Available data =>
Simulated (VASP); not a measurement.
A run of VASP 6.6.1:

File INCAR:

Brief => Please print the listing exactly, keeping each line as it is.

Exercise solution =>
Simulated (VASP); not a measurement.
A run of VASP 6.6.1:

File INCAR:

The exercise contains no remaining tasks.